§ **ACTION ITEM**
The material below holds a span beginning at the line with "# ZrB: the cost of one run" and ending at the line with "## 1. Starting point". Quote that span exactly, both ends included, and only that span.

::::::

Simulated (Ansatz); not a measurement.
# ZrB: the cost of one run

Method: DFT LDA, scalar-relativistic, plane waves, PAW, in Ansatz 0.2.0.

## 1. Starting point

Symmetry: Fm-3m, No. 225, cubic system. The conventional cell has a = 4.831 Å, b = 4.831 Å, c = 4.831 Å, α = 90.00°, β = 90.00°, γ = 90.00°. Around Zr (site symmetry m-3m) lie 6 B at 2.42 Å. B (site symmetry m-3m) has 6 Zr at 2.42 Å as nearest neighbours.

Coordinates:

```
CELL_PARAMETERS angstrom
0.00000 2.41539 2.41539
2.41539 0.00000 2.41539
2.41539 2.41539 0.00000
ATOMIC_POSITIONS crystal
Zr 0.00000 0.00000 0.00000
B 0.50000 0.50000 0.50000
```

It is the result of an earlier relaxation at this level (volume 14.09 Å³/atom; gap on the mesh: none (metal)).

::::::

§ **WRITTEN REPLY**
# ZrB: the cost of one run

Method: DFT LDA, scalar-relativistic, plane waves, PAW, in Ansatz 0.2.0.

## 1. Starting point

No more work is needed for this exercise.